▶ **Data provided**:
=== Section Start ===

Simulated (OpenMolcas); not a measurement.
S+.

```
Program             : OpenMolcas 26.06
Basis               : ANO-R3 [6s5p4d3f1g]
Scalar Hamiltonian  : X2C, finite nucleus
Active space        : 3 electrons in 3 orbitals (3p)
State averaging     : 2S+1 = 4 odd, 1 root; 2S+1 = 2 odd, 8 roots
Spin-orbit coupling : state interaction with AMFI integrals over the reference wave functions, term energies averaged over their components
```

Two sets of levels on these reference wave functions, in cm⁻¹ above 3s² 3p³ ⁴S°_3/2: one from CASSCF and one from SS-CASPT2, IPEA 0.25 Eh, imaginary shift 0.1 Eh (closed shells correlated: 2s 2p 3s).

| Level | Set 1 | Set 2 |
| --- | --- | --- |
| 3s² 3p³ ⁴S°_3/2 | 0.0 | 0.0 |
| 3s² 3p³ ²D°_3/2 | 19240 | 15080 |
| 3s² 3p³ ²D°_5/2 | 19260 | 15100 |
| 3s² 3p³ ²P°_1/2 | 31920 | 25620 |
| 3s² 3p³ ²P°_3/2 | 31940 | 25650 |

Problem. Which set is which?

=== Section End ===

All records above are to be printed exactly, with nothing omitted.

Simulated (OpenMolcas); not a measurement.
S+.

```
Program             : OpenMolcas 26.06
Basis               : ANO-R3 [6s5p4d3f1g]
Scalar Hamiltonian  : X2C, finite nucleus
Active space        : 3 electrons in 3 orbitals (3p)
State averaging     : 2S+1 = 4 odd, 1 root; 2S+1 = 2 odd, 8 roots
Spin-orbit coupling : state interaction with AMFI integrals over the reference wave functions, term energies averaged over their components
```

Two sets of levels on these reference wave functions, in cm⁻¹ above 3s² 3p³ ⁴S°_3/2: one from CASSCF and one from SS-CASPT2, IPEA 0.25 Eh, imaginary shift 0.1 Eh (closed shells correlated: 2s 2p 3s).

| Level | Set 1 | Set 2 |
| --- | --- | --- |
| 3s² 3p³ ⁴S°_3/2 | 0.0 | 0.0 |
| 3s² 3p³ ²D°_3/2 | 19240 | 15080 |
| 3s² 3p³ ²D°_5/2 | 19260 | 15100 |
| 3s² 3p³ ²P°_1/2 | 31920 | 25620 |
| 3s² 3p³ ²P°_3/2 | 31940 | 25650 |

Problem. Which set is which?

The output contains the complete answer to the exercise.